_Work request_
Up to and including the line containing "Answer: Pressure -11.6 GPa.", please reproduce the lines of the listing below, starting from the top.

* * * * *

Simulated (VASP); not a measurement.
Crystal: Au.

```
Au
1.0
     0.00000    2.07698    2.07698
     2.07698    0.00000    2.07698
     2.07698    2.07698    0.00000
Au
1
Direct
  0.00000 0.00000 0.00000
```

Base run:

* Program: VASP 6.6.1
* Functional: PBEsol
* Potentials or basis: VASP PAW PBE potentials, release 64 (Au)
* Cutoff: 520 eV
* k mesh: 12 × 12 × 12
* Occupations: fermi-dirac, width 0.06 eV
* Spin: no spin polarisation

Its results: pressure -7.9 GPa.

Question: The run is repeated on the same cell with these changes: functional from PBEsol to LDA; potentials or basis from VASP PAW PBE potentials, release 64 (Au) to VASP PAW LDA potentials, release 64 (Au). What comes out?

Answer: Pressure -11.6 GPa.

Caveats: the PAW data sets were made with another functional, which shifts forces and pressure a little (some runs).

* * * * *

_Written response_
Simulated (VASP); not a measurement.
Crystal: Au.

```
Au
1.0
     0.00000    2.07698    2.07698
     2.07698    0.00000    2.07698
     2.07698    2.07698    0.00000
Au
1
Direct
  0.00000 0.00000 0.00000
```

Base run:

* Program: VASP 6.6.1
* Functional: PBEsol
* Potentials or basis: VASP PAW PBE potentials, release 64 (Au)
* Cutoff: 520 eV
* k mesh: 12 × 12 × 12
* Occupations: fermi-dirac, width 0.06 eV
* Spin: no spin polarisation

Its results: pressure -7.9 GPa.

Question: The run is repeated on the same cell with these changes: functional from PBEsol to LDA; potentials or basis from VASP PAW PBE potentials, release 64 (Au) to VASP PAW LDA potentials, release 64 (Au). What comes out?

Answer: Pressure -11.6 GPa.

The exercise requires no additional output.